The entries below contain a stretch that opens with the line containing "The run is repeated" and closes with the line containing "Band gap on the k mesh 0.75"; set down that stretch exactly, both ends included, and nothing else.

#####

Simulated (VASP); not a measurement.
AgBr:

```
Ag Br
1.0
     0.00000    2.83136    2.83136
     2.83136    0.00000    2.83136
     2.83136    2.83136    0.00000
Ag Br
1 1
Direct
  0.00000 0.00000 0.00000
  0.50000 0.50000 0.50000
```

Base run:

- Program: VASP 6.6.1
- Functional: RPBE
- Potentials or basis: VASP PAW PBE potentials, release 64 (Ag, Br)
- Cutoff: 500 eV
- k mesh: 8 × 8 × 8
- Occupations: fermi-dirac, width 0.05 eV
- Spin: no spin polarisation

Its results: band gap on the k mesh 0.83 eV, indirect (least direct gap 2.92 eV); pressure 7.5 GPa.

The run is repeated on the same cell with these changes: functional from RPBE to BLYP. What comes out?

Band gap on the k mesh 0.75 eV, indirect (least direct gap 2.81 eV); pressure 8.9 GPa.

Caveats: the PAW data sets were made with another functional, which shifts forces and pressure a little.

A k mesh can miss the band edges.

#####

SOLUTION:
The run is repeated on the same cell with these changes: functional from RPBE to BLYP. What comes out?

Band gap on the k mesh 0.75 eV, indirect (least direct gap 2.81 eV); pressure 8.9 GPa.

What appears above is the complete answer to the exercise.